WORK ITEM | Reprint the listing. Every line must match the original exactly.

DATA UNDER STUDY |
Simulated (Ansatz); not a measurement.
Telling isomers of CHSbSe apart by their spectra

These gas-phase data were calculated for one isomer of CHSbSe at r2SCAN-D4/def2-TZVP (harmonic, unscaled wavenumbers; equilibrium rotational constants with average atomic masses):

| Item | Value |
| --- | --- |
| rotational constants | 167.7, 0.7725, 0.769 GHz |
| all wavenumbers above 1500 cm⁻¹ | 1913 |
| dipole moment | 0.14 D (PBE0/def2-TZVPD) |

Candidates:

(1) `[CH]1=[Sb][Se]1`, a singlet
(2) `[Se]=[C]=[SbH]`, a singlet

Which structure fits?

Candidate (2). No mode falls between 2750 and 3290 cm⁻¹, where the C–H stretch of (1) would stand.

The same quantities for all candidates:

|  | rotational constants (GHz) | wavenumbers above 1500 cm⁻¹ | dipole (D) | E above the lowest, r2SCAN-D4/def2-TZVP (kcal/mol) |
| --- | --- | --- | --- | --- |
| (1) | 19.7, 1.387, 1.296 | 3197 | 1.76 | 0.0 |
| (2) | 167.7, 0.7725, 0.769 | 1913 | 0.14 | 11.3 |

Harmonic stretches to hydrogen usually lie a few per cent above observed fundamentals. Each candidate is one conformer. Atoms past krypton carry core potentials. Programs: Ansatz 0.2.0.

WRITTEN RESPONSE |
Simulated (Ansatz); not a measurement.
Telling isomers of CHSbSe apart by their spectra

These gas-phase data were calculated for one isomer of CHSbSe at r2SCAN-D4/def2-TZVP (harmonic, unscaled wavenumbers; equilibrium rotational constants with average atomic masses):

| Item | Value |
| --- | --- |
| rotational constants | 167.7, 0.7725, 0.769 GHz |
| all wavenumbers above 1500 cm⁻¹ | 1913 |
| dipole moment | 0.14 D (PBE0/def2-TZVPD) |

Candidates:

(1) `[CH]1=[Sb][Se]1`, a singlet
(2) `[Se]=[C]=[SbH]`, a singlet

Which structure fits?

Candidate (2). No mode falls between 2750 and 3290 cm⁻¹, where the C–H stretch of (1) would stand.

The same quantities for all candidates:

|  | rotational constants (GHz) | wavenumbers above 1500 cm⁻¹ | dipole (D) | E above the lowest, r2SCAN-D4/def2-TZVP (kcal/mol) |
| --- | --- | --- | --- | --- |
| (1) | 19.7, 1.387, 1.296 | 3197 | 1.76 | 0.0 |
| (2) | 167.7, 0.7725, 0.769 | 1913 | 0.14 | 11.3 |

Harmonic stretches to hydrogen usually lie a few per cent above observed fundamentals. Each candidate is one conformer. Atoms past krypton carry core potentials. Programs: Ansatz 0.2.0.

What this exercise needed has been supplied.